• _DATA SUPPLIED_
------------------------------------------------------------

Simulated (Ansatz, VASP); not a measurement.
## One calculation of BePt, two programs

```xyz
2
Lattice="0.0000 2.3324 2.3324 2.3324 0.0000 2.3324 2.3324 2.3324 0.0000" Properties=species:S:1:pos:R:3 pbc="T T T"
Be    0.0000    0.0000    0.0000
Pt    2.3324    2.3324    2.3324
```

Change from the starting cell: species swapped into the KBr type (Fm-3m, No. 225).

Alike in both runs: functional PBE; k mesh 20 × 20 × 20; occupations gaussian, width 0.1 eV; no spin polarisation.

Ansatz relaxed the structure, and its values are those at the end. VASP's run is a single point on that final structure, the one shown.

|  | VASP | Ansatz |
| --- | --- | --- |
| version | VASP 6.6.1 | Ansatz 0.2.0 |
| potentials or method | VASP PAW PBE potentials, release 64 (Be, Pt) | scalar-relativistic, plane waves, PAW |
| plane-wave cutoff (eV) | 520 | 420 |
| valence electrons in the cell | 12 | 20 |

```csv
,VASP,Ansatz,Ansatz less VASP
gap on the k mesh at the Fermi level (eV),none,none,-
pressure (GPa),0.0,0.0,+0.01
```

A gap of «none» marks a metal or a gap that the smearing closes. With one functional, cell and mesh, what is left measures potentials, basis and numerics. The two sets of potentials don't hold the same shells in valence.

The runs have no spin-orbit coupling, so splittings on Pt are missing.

------------------------------------------------------------

• _WORK REQUEST_
Please copy exactly the lines from the first line of the records above through the line containing "Change from the", including both, and nothing more.

• _YOUR RESPONSE_
Simulated (Ansatz, VASP); not a measurement.
## One calculation of BePt, two programs

```xyz
2
Lattice="0.0000 2.3324 2.3324 2.3324 0.0000 2.3324 2.3324 2.3324 0.0000" Properties=species:S:1:pos:R:3 pbc="T T T"
Be    0.0000    0.0000    0.0000
Pt    2.3324    2.3324    2.3324
```

Change from the starting cell: species swapped into the KBr type (Fm-3m, No. 225).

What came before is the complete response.